WORK REQUEST:
Return the records exactly as they are.

DATA SUPPLIED:
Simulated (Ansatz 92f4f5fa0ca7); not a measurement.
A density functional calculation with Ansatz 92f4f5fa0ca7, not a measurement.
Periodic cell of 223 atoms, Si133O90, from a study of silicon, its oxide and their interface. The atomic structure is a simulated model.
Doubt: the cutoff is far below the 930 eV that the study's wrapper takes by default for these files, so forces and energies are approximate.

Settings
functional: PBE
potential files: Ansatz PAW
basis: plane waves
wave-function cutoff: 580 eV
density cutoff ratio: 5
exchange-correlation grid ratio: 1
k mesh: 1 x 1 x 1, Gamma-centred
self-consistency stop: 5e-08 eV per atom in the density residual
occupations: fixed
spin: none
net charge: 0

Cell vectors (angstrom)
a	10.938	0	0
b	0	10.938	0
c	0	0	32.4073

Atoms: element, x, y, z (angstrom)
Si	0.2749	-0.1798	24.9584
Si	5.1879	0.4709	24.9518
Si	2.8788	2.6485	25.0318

EXERCISE OUTPUT:
Simulated (Ansatz 92f4f5fa0ca7); not a measurement.
A density functional calculation with Ansatz 92f4f5fa0ca7, not a measurement.
Periodic cell of 223 atoms, Si133O90, from a study of silicon, its oxide and their interface. The atomic structure is a simulated model.
Doubt: the cutoff is far below the 930 eV that the study's wrapper takes by default for these files, so forces and energies are approximate.

Settings
functional: PBE
potential files: Ansatz PAW
basis: plane waves
wave-function cutoff: 580 eV
density cutoff ratio: 5
exchange-correlation grid ratio: 1
k mesh: 1 x 1 x 1, Gamma-centred
self-consistency stop: 5e-08 eV per atom in the density residual
occupations: fixed
spin: none
net charge: 0

Cell vectors (angstrom)
a	10.938	0	0
b	0	10.938	0
c	0	0	32.4073

Atoms: element, x, y, z (angstrom)
Si	0.2749	-0.1798	24.9584
Si	5.1879	0.4709	24.9518
Si	2.8788	2.6485	25.0318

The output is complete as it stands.